RECORD SET.
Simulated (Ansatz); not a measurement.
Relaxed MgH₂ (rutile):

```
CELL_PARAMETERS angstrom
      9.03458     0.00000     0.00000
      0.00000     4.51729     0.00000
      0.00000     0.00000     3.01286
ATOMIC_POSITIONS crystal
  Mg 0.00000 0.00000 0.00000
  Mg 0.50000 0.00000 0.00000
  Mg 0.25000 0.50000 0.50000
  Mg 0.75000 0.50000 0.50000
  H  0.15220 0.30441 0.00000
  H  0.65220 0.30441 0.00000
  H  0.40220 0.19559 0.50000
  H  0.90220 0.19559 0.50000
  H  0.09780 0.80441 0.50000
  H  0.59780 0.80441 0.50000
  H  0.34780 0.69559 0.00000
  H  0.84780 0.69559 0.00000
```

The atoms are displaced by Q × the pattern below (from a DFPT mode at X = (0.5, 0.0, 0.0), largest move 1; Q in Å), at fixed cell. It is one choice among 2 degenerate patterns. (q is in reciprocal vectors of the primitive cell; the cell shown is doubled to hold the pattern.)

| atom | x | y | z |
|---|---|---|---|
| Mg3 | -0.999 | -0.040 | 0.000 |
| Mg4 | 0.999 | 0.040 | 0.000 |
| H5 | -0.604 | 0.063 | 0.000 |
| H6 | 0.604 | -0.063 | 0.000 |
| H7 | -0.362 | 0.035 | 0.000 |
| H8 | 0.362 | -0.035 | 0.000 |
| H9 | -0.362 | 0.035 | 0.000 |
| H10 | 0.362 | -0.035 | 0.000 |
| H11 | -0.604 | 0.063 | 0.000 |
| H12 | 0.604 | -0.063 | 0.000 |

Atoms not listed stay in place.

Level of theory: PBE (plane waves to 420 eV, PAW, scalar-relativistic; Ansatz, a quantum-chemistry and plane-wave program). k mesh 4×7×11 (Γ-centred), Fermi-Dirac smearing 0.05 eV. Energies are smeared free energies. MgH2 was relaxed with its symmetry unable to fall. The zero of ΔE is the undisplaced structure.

WORK ORDER.
Using the entries above, extract exactly the span from the line with "The atoms are" to the line with "-0.040 | 0.000 |", both lines included; leave out everything else.

EXERCISE ANSWER.
The atoms are displaced by Q × the pattern below (from a DFPT mode at X = (0.5, 0.0, 0.0), largest move 1; Q in Å), at fixed cell. It is one choice among 2 degenerate patterns. (q is in reciprocal vectors of the primitive cell; the cell shown is doubled to hold the pattern.)

| atom | x | y | z |
|---|---|---|---|
| Mg3 | -0.999 | -0.040 | 0.000 |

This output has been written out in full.